━━━━━━━━━━

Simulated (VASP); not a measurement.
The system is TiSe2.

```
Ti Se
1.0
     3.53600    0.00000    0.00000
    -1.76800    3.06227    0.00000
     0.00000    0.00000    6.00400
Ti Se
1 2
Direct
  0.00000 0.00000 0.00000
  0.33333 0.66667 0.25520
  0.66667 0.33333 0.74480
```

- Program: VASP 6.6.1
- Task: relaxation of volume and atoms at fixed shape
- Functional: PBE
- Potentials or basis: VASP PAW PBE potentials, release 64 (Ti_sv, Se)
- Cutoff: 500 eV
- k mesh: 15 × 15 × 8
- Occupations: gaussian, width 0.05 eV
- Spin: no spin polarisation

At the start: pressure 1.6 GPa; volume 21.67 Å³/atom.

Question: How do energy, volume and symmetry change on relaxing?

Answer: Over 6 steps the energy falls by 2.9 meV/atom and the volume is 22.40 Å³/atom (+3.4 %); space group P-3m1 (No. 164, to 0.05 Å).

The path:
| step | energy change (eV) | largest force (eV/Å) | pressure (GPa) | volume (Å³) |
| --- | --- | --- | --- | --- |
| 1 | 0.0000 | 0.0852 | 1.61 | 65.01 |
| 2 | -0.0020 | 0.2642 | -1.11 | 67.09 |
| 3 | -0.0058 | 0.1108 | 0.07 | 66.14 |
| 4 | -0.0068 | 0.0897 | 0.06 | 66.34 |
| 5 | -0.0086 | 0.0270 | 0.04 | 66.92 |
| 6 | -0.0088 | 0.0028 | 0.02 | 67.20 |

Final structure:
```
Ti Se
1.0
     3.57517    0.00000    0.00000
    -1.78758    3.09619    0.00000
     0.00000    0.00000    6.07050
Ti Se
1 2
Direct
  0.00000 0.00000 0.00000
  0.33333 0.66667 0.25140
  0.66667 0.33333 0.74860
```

━━━━━━━━━━

> _REQUIREMENT_: Quote exactly the stretch of lines above that starts at the first one and ends at the line with "- Functional: PBE", and nothing beyond it.

> _ANSWER SECTION_:
Simulated (VASP); not a measurement.
The system is TiSe2.

```
Ti Se
1.0
     3.53600    0.00000    0.00000
    -1.76800    3.06227    0.00000
     0.00000    0.00000    6.00400
Ti Se
1 2
Direct
  0.00000 0.00000 0.00000
  0.33333 0.66667 0.25520
  0.66667 0.33333 0.74480
```

- Program: VASP 6.6.1
- Task: relaxation of volume and atoms at fixed shape
- Functional: PBE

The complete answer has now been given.